*REQUIREMENT*:
Every record below, from the first line to the last, is to be set down again exactly.

-- DATA PROVIDED follows --

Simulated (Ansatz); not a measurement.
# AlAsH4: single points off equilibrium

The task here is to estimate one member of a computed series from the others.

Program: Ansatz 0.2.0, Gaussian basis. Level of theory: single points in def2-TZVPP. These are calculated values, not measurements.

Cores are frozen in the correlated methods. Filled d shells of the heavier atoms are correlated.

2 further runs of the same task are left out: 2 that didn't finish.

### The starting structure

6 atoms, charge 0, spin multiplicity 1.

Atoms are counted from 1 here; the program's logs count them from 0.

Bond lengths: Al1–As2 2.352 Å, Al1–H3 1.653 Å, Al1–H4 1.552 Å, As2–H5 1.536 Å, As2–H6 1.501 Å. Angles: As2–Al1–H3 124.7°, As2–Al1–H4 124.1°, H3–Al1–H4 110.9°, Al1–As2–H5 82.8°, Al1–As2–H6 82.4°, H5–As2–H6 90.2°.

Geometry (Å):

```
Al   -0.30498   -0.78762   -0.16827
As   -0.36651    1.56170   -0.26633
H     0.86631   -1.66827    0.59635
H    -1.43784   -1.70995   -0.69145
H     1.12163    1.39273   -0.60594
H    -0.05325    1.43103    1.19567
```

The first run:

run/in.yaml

-- DATA PROVIDED concluded --

*ANSWER AREA*:
Simulated (Ansatz); not a measurement.
# AlAsH4: single points off equilibrium

The task here is to estimate one member of a computed series from the others.

Program: Ansatz 0.2.0, Gaussian basis. Level of theory: single points in def2-TZVPP. These are calculated values, not measurements.

Cores are frozen in the correlated methods. Filled d shells of the heavier atoms are correlated.

2 further runs of the same task are left out: 2 that didn't finish.

### The starting structure

6 atoms, charge 0, spin multiplicity 1.

Atoms are counted from 1 here; the program's logs count them from 0.

Bond lengths: Al1–As2 2.352 Å, Al1–H3 1.653 Å, Al1–H4 1.552 Å, As2–H5 1.536 Å, As2–H6 1.501 Å. Angles: As2–Al1–H3 124.7°, As2–Al1–H4 124.1°, H3–Al1–H4 110.9°, Al1–As2–H5 82.8°, Al1–As2–H6 82.4°, H5–As2–H6 90.2°.

Geometry (Å):

```
Al   -0.30498   -0.78762   -0.16827
As   -0.36651    1.56170   -0.26633
H     0.86631   -1.66827    0.59635
H    -1.43784   -1.70995   -0.69145
H     1.12163    1.39273   -0.60594
H    -0.05325    1.43103    1.19567
```

The first run:

run/in.yaml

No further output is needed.